Top of Dataset extract
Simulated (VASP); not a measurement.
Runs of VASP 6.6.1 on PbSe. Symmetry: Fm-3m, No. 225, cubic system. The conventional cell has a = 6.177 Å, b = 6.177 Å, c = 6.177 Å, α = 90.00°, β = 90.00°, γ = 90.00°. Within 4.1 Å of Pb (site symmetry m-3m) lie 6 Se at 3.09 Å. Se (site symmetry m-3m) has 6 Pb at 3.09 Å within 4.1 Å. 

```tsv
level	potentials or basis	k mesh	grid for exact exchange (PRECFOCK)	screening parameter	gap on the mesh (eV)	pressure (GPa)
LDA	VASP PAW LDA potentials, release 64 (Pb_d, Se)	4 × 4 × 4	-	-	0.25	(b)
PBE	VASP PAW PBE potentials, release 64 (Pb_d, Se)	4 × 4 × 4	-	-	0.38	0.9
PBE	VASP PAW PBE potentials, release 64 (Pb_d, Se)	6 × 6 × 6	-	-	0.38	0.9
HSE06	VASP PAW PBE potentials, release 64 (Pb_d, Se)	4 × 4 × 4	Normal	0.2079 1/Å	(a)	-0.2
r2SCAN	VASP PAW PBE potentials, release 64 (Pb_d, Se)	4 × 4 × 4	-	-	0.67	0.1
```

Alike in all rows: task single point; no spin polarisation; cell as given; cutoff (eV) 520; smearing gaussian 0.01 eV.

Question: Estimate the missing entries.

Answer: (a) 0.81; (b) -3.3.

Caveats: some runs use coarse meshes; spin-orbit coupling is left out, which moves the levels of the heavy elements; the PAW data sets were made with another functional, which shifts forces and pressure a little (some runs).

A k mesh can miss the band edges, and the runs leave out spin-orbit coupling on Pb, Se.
Bottom of Dataset extract

◆ Assigned task ◆
In the data above, find the line with "Question: Estimate the missing entries." and the line with "Caveats: some runs". Retype both, plus every line between them, exactly.

◆ Exercise response ◆
Question: Estimate the missing entries.

Answer: (a) 0.81; (b) -3.3.

Caveats: some runs use coarse meshes; spin-orbit coupling is left out, which moves the levels of the heavy elements; the PAW data sets were made with another functional, which shifts forces and pressure a little (some runs).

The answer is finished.